------------------------------

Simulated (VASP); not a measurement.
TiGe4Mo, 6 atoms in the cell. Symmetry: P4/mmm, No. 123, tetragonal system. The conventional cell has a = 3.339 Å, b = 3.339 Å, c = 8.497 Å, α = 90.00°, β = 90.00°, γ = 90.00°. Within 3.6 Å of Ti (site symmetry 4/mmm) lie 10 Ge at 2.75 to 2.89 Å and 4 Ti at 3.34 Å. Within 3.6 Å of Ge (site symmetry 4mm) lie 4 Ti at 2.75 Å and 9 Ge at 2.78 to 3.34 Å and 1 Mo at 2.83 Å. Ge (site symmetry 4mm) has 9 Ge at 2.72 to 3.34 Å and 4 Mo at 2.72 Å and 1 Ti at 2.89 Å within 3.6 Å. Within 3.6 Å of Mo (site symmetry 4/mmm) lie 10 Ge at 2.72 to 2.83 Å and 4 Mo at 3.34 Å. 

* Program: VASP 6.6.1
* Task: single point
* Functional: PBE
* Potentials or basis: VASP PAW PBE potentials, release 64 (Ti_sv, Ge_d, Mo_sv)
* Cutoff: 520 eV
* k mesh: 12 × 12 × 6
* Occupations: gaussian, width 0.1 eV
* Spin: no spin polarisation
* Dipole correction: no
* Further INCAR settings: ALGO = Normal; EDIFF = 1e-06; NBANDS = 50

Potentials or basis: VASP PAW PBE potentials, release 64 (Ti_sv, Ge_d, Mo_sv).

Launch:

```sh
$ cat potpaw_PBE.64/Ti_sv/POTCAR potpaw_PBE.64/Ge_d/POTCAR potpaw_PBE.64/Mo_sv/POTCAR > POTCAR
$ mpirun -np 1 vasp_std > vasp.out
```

------------------------------

§ **Action item**: Output the listing exactly, from first line to last.

§ **Response box**:
Simulated (VASP); not a measurement.
TiGe4Mo, 6 atoms in the cell. Symmetry: P4/mmm, No. 123, tetragonal system. The conventional cell has a = 3.339 Å, b = 3.339 Å, c = 8.497 Å, α = 90.00°, β = 90.00°, γ = 90.00°. Within 3.6 Å of Ti (site symmetry 4/mmm) lie 10 Ge at 2.75 to 2.89 Å and 4 Ti at 3.34 Å. Within 3.6 Å of Ge (site symmetry 4mm) lie 4 Ti at 2.75 Å and 9 Ge at 2.78 to 3.34 Å and 1 Mo at 2.83 Å. Ge (site symmetry 4mm) has 9 Ge at 2.72 to 3.34 Å and 4 Mo at 2.72 Å and 1 Ti at 2.89 Å within 3.6 Å. Within 3.6 Å of Mo (site symmetry 4/mmm) lie 10 Ge at 2.72 to 2.83 Å and 4 Mo at 3.34 Å. 

* Program: VASP 6.6.1
* Task: single point
* Functional: PBE
* Potentials or basis: VASP PAW PBE potentials, release 64 (Ti_sv, Ge_d, Mo_sv)
* Cutoff: 520 eV
* k mesh: 12 × 12 × 6
* Occupations: gaussian, width 0.1 eV
* Spin: no spin polarisation
* Dipole correction: no
* Further INCAR settings: ALGO = Normal; EDIFF = 1e-06; NBANDS = 50

Potentials or basis: VASP PAW PBE potentials, release 64 (Ti_sv, Ge_d, Mo_sv).

Launch:

```sh
$ cat potpaw_PBE.64/Ti_sv/POTCAR potpaw_PBE.64/Ge_d/POTCAR potpaw_PBE.64/Mo_sv/POTCAR > POTCAR
$ mpirun -np 1 vasp_std > vasp.out
```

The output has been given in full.